Material shown
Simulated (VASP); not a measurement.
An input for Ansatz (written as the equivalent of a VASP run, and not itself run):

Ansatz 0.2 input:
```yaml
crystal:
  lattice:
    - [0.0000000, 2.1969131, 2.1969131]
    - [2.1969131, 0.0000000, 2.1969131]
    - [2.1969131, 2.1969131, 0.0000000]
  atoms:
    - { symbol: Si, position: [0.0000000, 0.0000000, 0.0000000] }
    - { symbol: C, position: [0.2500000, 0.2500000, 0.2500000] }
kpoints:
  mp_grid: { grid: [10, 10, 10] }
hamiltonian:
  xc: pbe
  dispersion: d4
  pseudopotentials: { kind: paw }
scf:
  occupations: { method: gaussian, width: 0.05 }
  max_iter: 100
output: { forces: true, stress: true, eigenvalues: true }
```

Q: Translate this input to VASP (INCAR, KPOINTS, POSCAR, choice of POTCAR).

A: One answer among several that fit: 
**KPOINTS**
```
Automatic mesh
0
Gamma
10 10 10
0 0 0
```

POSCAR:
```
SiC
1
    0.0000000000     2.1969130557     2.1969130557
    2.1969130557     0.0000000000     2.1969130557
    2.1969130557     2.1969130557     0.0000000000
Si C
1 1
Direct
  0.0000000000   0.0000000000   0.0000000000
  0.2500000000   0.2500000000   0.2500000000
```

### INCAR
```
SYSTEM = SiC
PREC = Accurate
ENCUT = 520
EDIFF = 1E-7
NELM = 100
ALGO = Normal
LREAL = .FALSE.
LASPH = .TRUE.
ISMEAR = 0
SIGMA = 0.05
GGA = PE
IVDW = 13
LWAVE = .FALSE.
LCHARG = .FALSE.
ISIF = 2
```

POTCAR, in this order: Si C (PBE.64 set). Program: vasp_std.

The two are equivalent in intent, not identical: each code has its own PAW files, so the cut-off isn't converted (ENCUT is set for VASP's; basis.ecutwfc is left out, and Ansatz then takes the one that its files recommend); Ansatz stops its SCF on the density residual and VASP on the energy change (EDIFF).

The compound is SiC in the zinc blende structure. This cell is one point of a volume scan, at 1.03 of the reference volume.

Assignment
Copy the lines above exactly. Start with the line containing "POTCAR, in this", end with the line containing "The two are", and include both.

Exercise result
POTCAR, in this order: Si C (PBE.64 set). Program: vasp_std.

The two are equivalent in intent, not identical: each code has its own PAW files, so the cut-off isn't converted (ENCUT is set for VASP's; basis.ecutwfc is left out, and Ansatz then takes the one that its files recommend); Ansatz stops its SCF on the density residual and VASP on the energy change (EDIFF).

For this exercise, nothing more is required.